→ **Data for review**:
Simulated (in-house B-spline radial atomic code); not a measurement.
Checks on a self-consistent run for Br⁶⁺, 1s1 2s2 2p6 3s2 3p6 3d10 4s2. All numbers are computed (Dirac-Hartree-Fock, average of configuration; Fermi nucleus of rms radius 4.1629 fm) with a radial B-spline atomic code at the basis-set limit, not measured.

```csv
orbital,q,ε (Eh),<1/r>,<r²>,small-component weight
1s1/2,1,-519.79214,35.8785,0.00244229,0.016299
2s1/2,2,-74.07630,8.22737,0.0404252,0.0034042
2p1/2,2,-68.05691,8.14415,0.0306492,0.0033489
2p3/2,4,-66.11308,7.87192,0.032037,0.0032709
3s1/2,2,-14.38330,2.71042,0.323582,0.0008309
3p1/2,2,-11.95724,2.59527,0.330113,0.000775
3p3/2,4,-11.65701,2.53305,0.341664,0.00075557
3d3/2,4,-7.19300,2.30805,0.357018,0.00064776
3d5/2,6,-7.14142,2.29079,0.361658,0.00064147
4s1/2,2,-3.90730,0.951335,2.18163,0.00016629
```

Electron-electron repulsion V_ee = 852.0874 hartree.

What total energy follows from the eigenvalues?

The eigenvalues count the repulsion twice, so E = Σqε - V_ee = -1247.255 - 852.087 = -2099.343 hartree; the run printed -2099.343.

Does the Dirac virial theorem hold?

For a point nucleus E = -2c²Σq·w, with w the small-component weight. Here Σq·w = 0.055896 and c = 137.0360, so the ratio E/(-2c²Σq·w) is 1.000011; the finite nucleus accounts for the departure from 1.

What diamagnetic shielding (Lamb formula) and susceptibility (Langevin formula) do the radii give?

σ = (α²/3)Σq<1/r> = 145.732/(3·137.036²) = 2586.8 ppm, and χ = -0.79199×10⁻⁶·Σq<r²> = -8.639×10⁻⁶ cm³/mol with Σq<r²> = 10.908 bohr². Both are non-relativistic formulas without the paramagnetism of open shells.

→ **Assigned task**: Please output only the lines from the first line of the entries through the line with "What diamagnetic shielding", both included, exactly as written.

→ **Task result**:
Simulated (in-house B-spline radial atomic code); not a measurement.
Checks on a self-consistent run for Br⁶⁺, 1s1 2s2 2p6 3s2 3p6 3d10 4s2. All numbers are computed (Dirac-Hartree-Fock, average of configuration; Fermi nucleus of rms radius 4.1629 fm) with a radial B-spline atomic code at the basis-set limit, not measured.

```csv
orbital,q,ε (Eh),<1/r>,<r²>,small-component weight
1s1/2,1,-519.79214,35.8785,0.00244229,0.016299
2s1/2,2,-74.07630,8.22737,0.0404252,0.0034042
2p1/2,2,-68.05691,8.14415,0.0306492,0.0033489
2p3/2,4,-66.11308,7.87192,0.032037,0.0032709
3s1/2,2,-14.38330,2.71042,0.323582,0.0008309
3p1/2,2,-11.95724,2.59527,0.330113,0.000775
3p3/2,4,-11.65701,2.53305,0.341664,0.00075557
3d3/2,4,-7.19300,2.30805,0.357018,0.00064776
3d5/2,6,-7.14142,2.29079,0.361658,0.00064147
4s1/2,2,-3.90730,0.951335,2.18163,0.00016629
```

Electron-electron repulsion V_ee = 852.0874 hartree.

What total energy follows from the eigenvalues?

The eigenvalues count the repulsion twice, so E = Σqε - V_ee = -1247.255 - 852.087 = -2099.343 hartree; the run printed -2099.343.

Does the Dirac virial theorem hold?

For a point nucleus E = -2c²Σq·w, with w the small-component weight. Here Σq·w = 0.055896 and c = 137.0360, so the ratio E/(-2c²Σq·w) is 1.000011; the finite nucleus accounts for the departure from 1.

What diamagnetic shielding (Lamb formula) and susceptibility (Langevin formula) do the radii give?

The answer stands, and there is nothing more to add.